'''
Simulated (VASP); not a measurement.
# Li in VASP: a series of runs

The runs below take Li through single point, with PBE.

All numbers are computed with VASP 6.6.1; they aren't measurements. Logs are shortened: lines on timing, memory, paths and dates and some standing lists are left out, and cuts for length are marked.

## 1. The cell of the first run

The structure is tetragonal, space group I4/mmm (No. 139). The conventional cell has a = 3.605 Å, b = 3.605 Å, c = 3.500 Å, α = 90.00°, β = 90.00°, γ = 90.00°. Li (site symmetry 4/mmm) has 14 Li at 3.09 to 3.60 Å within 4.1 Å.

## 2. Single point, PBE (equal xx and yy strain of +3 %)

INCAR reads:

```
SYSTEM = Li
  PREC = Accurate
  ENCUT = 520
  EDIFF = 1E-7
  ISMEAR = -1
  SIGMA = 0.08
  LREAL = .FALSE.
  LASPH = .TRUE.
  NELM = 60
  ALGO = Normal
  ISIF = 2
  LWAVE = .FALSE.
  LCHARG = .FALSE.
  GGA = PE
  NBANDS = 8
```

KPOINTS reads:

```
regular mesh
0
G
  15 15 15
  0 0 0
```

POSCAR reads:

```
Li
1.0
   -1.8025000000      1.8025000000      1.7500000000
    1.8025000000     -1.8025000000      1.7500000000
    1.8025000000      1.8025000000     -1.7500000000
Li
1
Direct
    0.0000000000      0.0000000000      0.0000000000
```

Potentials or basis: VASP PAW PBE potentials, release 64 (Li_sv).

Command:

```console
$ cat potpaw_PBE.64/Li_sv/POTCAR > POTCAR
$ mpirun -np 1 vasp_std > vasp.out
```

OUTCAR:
'''

Reproduce, please, the lines of the material from its first line down to the line containing "## 1. The cell of the first run", keeping both ends and nothing beyond them.

### ANSWER SPACE
Simulated (VASP); not a measurement.
# Li in VASP: a series of runs

The runs below take Li through single point, with PBE.

All numbers are computed with VASP 6.6.1; they aren't measurements. Logs are shortened: lines on timing, memory, paths and dates and some standing lists are left out, and cuts for length are marked.

## 1. The cell of the first run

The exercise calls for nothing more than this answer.